Record set Block Start

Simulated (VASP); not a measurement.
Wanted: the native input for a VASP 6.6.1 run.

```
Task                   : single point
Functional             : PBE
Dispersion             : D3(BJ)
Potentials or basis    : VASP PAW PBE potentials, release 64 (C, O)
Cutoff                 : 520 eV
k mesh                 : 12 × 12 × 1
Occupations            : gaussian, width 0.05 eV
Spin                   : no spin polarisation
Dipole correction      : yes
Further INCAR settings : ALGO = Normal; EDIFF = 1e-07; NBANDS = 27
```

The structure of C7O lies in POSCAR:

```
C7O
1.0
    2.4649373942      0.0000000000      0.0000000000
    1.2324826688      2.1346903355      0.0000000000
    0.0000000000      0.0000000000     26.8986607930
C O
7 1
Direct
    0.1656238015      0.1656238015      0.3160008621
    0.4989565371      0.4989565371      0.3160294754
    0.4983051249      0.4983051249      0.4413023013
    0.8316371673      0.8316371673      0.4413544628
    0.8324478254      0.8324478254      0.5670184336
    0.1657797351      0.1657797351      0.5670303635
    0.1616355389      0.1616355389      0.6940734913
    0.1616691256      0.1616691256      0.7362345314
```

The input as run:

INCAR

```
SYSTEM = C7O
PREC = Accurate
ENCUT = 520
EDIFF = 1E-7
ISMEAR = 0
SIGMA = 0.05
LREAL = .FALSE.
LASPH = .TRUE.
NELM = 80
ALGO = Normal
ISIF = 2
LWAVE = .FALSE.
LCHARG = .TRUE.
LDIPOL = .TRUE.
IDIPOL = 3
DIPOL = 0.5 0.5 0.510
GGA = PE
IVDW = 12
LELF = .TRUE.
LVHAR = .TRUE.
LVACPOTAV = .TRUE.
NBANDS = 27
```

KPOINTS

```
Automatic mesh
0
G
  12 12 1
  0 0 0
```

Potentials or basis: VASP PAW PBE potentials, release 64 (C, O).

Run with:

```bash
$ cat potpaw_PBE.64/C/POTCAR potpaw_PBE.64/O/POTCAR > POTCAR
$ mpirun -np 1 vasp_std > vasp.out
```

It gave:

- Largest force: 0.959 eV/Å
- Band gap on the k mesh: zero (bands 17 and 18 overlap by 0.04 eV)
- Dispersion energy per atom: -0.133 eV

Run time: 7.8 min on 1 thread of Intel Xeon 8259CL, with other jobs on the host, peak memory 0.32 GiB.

Record set Block End

Brief.
Take the line above containing "The input as", the line containing "- Dispersion energy per atom: -0.133 eV", and all lines in between, and copy them exactly without anything else.

Written reply.
The input as run:

INCAR

```
SYSTEM = C7O
PREC = Accurate
ENCUT = 520
EDIFF = 1E-7
ISMEAR = 0
SIGMA = 0.05
LREAL = .FALSE.
LASPH = .TRUE.
NELM = 80
ALGO = Normal
ISIF = 2
LWAVE = .FALSE.
LCHARG = .TRUE.
LDIPOL = .TRUE.
IDIPOL = 3
DIPOL = 0.5 0.5 0.510
GGA = PE
IVDW = 12
LELF = .TRUE.
LVHAR = .TRUE.
LVACPOTAV = .TRUE.
NBANDS = 27
```

KPOINTS

```
Automatic mesh
0
G
  12 12 1
  0 0 0
```

Potentials or basis: VASP PAW PBE potentials, release 64 (C, O).

Run with:

```bash
$ cat potpaw_PBE.64/C/POTCAR potpaw_PBE.64/O/POTCAR > POTCAR
$ mpirun -np 1 vasp_std > vasp.out
```

It gave:

- Largest force: 0.959 eV/Å
- Band gap on the k mesh: zero (bands 17 and 18 overlap by 0.04 eV)
- Dispersion energy per atom: -0.133 eV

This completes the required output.